ASSIGNMENT — Please set down the records below exactly as they appear.

SUPPLIED RECORDS —
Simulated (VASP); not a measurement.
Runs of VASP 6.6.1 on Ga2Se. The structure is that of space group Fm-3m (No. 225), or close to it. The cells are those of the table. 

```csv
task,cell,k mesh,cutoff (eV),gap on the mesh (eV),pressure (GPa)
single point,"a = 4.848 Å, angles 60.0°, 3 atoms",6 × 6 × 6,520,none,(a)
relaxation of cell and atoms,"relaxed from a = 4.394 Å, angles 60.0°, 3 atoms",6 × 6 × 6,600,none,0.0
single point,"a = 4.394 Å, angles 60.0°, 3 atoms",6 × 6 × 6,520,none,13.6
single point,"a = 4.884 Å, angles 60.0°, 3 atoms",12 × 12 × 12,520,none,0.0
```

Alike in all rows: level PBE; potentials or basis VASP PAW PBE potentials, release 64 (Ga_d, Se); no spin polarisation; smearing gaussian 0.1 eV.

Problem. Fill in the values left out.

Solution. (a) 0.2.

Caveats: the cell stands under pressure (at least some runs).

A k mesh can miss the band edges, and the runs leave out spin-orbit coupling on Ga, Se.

SOLUTION —
Simulated (VASP); not a measurement.
Runs of VASP 6.6.1 on Ga2Se. The structure is that of space group Fm-3m (No. 225), or close to it. The cells are those of the table. 

```csv
task,cell,k mesh,cutoff (eV),gap on the mesh (eV),pressure (GPa)
single point,"a = 4.848 Å, angles 60.0°, 3 atoms",6 × 6 × 6,520,none,(a)
relaxation of cell and atoms,"relaxed from a = 4.394 Å, angles 60.0°, 3 atoms",6 × 6 × 6,600,none,0.0
single point,"a = 4.394 Å, angles 60.0°, 3 atoms",6 × 6 × 6,520,none,13.6
single point,"a = 4.884 Å, angles 60.0°, 3 atoms",12 × 12 × 12,520,none,0.0
```

Alike in all rows: level PBE; potentials or basis VASP PAW PBE potentials, release 64 (Ga_d, Se); no spin polarisation; smearing gaussian 0.1 eV.

Problem. Fill in the values left out.

Solution. (a) 0.2.

Caveats: the cell stands under pressure (at least some runs).

A k mesh can miss the band edges, and the runs leave out spin-orbit coupling on Ga, Se.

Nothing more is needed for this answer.